Activity
For the records that follow, please set down exactly the lines between the one holding "All-electron spherical atom, scalar" and the one holding "Parts of the", inclusive, and only those.

[Data shown Boundary: Start]

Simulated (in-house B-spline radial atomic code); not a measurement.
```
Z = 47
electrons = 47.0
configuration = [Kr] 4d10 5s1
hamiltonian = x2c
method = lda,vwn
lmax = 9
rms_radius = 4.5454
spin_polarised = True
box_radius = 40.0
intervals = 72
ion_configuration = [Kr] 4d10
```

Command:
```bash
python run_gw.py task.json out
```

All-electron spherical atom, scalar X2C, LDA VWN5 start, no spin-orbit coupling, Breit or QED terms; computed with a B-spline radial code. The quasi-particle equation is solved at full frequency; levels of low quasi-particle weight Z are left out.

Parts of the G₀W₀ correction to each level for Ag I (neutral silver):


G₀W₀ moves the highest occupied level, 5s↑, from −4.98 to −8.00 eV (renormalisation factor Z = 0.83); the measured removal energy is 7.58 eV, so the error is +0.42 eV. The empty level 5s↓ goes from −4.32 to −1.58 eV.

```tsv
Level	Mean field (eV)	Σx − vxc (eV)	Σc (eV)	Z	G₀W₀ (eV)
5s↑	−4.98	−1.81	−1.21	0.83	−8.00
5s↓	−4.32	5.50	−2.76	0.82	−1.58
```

[Data shown Boundary: End]

Answer section
All-electron spherical atom, scalar X2C, LDA VWN5 start, no spin-orbit coupling, Breit or QED terms; computed with a B-spline radial code. The quasi-particle equation is solved at full frequency; levels of low quasi-particle weight Z are left out.

Parts of the G₀W₀ correction to each level for Ag I (neutral silver):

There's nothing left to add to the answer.